**INFORMATION GIVEN:**
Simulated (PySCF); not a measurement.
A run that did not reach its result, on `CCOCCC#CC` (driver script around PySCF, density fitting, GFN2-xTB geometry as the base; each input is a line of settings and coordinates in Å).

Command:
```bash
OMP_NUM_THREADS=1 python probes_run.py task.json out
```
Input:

**EXERCISE:**
Write out the material above exactly, leaving out no line.

**EXERCISE SOLUTION:**
Simulated (PySCF); not a measurement.
A run that did not reach its result, on `CCOCCC#CC` (driver script around PySCF, density fitting, GFN2-xTB geometry as the base; each input is a line of settings and coordinates in Å).

Command:
```bash
OMP_NUM_THREADS=1 python probes_run.py task.json out
```
Input:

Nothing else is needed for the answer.